*** Opening Stored data ***
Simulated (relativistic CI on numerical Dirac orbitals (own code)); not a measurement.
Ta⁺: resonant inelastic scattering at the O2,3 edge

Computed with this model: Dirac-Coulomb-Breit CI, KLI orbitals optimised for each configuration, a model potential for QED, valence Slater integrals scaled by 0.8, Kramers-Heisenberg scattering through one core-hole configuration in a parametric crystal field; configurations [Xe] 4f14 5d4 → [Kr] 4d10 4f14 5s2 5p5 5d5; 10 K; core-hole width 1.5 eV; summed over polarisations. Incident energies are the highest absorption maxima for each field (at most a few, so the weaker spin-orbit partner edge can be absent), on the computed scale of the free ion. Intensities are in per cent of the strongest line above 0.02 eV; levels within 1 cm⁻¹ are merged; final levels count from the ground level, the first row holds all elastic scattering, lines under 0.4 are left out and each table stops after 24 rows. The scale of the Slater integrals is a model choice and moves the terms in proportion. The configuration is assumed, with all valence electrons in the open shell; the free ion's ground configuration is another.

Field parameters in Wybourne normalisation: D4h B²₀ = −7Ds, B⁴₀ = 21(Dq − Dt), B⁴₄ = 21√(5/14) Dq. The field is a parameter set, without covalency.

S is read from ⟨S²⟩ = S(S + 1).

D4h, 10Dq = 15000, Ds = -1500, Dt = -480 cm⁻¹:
*** Closing Stored data ***

▸ Task item
If a line falls between the first line of the entries and the line containing "Ta⁺: resonant inelastic", or is one of those two, restate it word for word; leave all other lines out.

▸ Your response
Simulated (relativistic CI on numerical Dirac orbitals (own code)); not a measurement.
Ta⁺: resonant inelastic scattering at the O2,3 edge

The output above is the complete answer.